Exercise. Under this task are some entries; return every one of them exactly.

Content starts
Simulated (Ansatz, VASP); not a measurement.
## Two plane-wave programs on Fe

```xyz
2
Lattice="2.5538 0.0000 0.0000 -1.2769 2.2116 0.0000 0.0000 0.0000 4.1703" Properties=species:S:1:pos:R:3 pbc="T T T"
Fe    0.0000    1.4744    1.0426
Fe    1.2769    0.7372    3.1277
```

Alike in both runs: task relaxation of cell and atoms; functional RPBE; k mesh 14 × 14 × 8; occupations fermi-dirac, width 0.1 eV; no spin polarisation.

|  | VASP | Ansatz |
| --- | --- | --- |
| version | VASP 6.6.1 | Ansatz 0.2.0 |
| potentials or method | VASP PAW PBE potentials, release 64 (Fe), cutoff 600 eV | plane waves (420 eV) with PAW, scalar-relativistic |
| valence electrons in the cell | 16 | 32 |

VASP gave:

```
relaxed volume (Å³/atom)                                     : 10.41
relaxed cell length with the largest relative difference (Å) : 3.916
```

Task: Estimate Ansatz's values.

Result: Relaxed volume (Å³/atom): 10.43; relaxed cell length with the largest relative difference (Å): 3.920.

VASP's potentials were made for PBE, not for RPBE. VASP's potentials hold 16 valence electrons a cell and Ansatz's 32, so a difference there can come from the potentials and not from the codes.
Content ends

Exercise solution.
Simulated (Ansatz, VASP); not a measurement.
## Two plane-wave programs on Fe

```xyz
2
Lattice="2.5538 0.0000 0.0000 -1.2769 2.2116 0.0000 0.0000 0.0000 4.1703" Properties=species:S:1:pos:R:3 pbc="T T T"
Fe    0.0000    1.4744    1.0426
Fe    1.2769    0.7372    3.1277
```

Alike in both runs: task relaxation of cell and atoms; functional RPBE; k mesh 14 × 14 × 8; occupations fermi-dirac, width 0.1 eV; no spin polarisation.

|  | VASP | Ansatz |
| --- | --- | --- |
| version | VASP 6.6.1 | Ansatz 0.2.0 |
| potentials or method | VASP PAW PBE potentials, release 64 (Fe), cutoff 600 eV | plane waves (420 eV) with PAW, scalar-relativistic |
| valence electrons in the cell | 16 | 32 |

VASP gave:

```
relaxed volume (Å³/atom)                                     : 10.41
relaxed cell length with the largest relative difference (Å) : 3.916
```

Task: Estimate Ansatz's values.

Result: Relaxed volume (Å³/atom): 10.43; relaxed cell length with the largest relative difference (Å): 3.920.

VASP's potentials were made for PBE, not for RPBE. VASP's potentials hold 16 valence electrons a cell and Ansatz's 32, so a difference there can come from the potentials and not from the codes.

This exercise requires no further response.